** Opening Dataset records block **

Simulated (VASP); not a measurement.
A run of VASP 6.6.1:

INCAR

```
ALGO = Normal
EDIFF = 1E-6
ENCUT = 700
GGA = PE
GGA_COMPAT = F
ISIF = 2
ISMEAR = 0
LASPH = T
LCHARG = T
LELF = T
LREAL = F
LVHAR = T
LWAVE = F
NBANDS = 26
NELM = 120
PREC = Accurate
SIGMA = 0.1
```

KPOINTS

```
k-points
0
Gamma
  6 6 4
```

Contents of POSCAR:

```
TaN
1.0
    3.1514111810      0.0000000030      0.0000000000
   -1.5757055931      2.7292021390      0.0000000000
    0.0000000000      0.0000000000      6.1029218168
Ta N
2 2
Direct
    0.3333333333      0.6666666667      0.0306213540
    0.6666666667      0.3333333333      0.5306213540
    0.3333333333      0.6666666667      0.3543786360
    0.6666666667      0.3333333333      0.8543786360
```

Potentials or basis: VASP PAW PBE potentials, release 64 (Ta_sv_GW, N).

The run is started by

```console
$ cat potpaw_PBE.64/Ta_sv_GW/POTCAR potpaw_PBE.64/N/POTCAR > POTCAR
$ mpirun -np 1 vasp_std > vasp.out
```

** Closing Dataset records block **

» Work item
Repeat back the data above, exact to the last character.

» Worked solution
Simulated (VASP); not a measurement.
A run of VASP 6.6.1:

INCAR

```
ALGO = Normal
EDIFF = 1E-6
ENCUT = 700
GGA = PE
GGA_COMPAT = F
ISIF = 2
ISMEAR = 0
LASPH = T
LCHARG = T
LELF = T
LREAL = F
LVHAR = T
LWAVE = F
NBANDS = 26
NELM = 120
PREC = Accurate
SIGMA = 0.1
```

KPOINTS

```
k-points
0
Gamma
  6 6 4
```

Contents of POSCAR:

```
TaN
1.0
    3.1514111810      0.0000000030      0.0000000000
   -1.5757055931      2.7292021390      0.0000000000
    0.0000000000      0.0000000000      6.1029218168
Ta N
2 2
Direct
    0.3333333333      0.6666666667      0.0306213540
    0.6666666667      0.3333333333      0.5306213540
    0.3333333333      0.6666666667      0.3543786360
    0.6666666667      0.3333333333      0.8543786360
```

Potentials or basis: VASP PAW PBE potentials, release 64 (Ta_sv_GW, N).

The run is started by

```console
$ cat potpaw_PBE.64/Ta_sv_GW/POTCAR potpaw_PBE.64/N/POTCAR > POTCAR
$ mpirun -np 1 vasp_std > vasp.out
```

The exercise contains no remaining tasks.